**** Supplied material ****

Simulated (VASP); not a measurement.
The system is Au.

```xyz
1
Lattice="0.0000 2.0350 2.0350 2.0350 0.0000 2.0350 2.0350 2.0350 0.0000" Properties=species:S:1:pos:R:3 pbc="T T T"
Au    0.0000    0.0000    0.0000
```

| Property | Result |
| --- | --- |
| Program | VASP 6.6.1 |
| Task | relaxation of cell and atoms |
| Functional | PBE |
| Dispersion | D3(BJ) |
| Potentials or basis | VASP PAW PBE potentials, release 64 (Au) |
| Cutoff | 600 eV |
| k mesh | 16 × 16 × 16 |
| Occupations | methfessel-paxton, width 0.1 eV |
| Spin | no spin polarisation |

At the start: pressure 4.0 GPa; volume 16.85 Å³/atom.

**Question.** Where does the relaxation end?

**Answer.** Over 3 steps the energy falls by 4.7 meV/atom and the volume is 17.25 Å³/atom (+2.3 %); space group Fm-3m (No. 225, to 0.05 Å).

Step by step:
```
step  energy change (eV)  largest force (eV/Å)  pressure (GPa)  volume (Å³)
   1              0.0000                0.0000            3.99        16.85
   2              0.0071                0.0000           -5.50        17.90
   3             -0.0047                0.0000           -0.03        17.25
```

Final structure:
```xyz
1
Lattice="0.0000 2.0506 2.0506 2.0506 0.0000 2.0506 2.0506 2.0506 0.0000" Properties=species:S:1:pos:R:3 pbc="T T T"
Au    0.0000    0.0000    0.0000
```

****

◆ Work order:
The entries above should be set down again exactly as they appear.

◆ Answer section:
Simulated (VASP); not a measurement.
The system is Au.

```xyz
1
Lattice="0.0000 2.0350 2.0350 2.0350 0.0000 2.0350 2.0350 2.0350 0.0000" Properties=species:S:1:pos:R:3 pbc="T T T"
Au    0.0000    0.0000    0.0000
```

| Property | Result |
| --- | --- |
| Program | VASP 6.6.1 |
| Task | relaxation of cell and atoms |
| Functional | PBE |
| Dispersion | D3(BJ) |
| Potentials or basis | VASP PAW PBE potentials, release 64 (Au) |
| Cutoff | 600 eV |
| k mesh | 16 × 16 × 16 |
| Occupations | methfessel-paxton, width 0.1 eV |
| Spin | no spin polarisation |

At the start: pressure 4.0 GPa; volume 16.85 Å³/atom.

**Question.** Where does the relaxation end?

**Answer.** Over 3 steps the energy falls by 4.7 meV/atom and the volume is 17.25 Å³/atom (+2.3 %); space group Fm-3m (No. 225, to 0.05 Å).

Step by step:
```
step  energy change (eV)  largest force (eV/Å)  pressure (GPa)  volume (Å³)
   1              0.0000                0.0000            3.99        16.85
   2              0.0071                0.0000           -5.50        17.90
   3             -0.0047                0.0000           -0.03        17.25
```

Final structure:
```xyz
1
Lattice="0.0000 2.0506 2.0506 2.0506 0.0000 2.0506 2.0506 2.0506 0.0000" Properties=species:S:1:pos:R:3 pbc="T T T"
Au    0.0000    0.0000    0.0000
```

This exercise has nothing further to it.